● WORK INSTRUCTION: Produce the full set of records below once more, exactly as they stand.

START ENTRIES SUPPLIED
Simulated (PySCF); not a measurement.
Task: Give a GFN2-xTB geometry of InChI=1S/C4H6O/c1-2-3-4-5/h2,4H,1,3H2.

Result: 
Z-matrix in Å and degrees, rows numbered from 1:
END ENTRIES SUPPLIED

● EXERCISE SOLUTION:
Simulated (PySCF); not a measurement.
Task: Give a GFN2-xTB geometry of InChI=1S/C4H6O/c1-2-3-4-5/h2,4H,1,3H2.

Result: 
Z-matrix in Å and degrees, rows numbered from 1:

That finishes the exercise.